**WORK ORDER**.
Copy every line of the material below word for word.

**DATA EXTRACT**.
= = =
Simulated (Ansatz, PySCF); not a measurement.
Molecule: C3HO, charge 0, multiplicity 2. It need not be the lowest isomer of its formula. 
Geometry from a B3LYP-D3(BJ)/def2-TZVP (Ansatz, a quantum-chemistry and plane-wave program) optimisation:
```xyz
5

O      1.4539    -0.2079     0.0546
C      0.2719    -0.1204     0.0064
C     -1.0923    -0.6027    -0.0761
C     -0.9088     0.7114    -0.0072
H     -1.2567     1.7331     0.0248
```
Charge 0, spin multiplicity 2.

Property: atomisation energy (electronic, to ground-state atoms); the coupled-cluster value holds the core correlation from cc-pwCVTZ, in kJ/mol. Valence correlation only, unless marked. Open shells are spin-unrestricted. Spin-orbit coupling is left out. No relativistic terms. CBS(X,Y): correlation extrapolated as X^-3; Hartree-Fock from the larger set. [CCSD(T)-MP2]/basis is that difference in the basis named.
= = =

**WORKED SOLUTION**.
Simulated (Ansatz, PySCF); not a measurement.
Molecule: C3HO, charge 0, multiplicity 2. It need not be the lowest isomer of its formula. 
Geometry from a B3LYP-D3(BJ)/def2-TZVP (Ansatz, a quantum-chemistry and plane-wave program) optimisation:
```xyz
5

O      1.4539    -0.2079     0.0546
C      0.2719    -0.1204     0.0064
C     -1.0923    -0.6027    -0.0761
C     -0.9088     0.7114    -0.0072
H     -1.2567     1.7331     0.0248
```
Charge 0, spin multiplicity 2.

Property: atomisation energy (electronic, to ground-state atoms); the coupled-cluster value holds the core correlation from cc-pwCVTZ, in kJ/mol. Valence correlation only, unless marked. Open shells are spin-unrestricted. Spin-orbit coupling is left out. No relativistic terms. CBS(X,Y): correlation extrapolated as X^-3; Hartree-Fock from the larger set. [CCSD(T)-MP2]/basis is that difference in the basis named.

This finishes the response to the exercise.